::: Supplied records :::

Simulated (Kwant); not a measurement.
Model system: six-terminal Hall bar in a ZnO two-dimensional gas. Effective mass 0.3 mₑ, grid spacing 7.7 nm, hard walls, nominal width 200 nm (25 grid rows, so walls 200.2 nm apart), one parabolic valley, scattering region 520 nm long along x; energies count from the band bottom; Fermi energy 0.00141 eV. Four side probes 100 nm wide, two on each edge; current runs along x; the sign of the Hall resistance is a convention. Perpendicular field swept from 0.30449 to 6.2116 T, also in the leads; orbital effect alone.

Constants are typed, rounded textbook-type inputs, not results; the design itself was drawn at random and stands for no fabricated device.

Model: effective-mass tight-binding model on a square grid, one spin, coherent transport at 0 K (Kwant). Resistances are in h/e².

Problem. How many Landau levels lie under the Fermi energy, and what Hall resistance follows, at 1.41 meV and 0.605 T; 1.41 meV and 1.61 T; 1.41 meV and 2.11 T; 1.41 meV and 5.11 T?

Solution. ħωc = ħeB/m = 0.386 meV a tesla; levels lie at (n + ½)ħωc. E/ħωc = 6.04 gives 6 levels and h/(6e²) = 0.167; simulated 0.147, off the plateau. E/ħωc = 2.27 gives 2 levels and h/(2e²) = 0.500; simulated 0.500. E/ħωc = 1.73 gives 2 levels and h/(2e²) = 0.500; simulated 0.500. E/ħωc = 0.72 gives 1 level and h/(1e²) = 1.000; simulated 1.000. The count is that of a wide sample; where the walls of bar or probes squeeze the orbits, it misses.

:::

Using the listing above, return word for word each line from the one that has "Constants are typed, rounded" through the one that has "Problem. How many", and no line outside that range.

**Written response**
Constants are typed, rounded textbook-type inputs, not results; the design itself was drawn at random and stands for no fabricated device.

Model: effective-mass tight-binding model on a square grid, one spin, coherent transport at 0 K (Kwant). Resistances are in h/e².

Problem. How many Landau levels lie under the Fermi energy, and what Hall resistance follows, at 1.41 meV and 0.605 T; 1.41 meV and 1.61 T; 1.41 meV and 2.11 T; 1.41 meV and 5.11 T?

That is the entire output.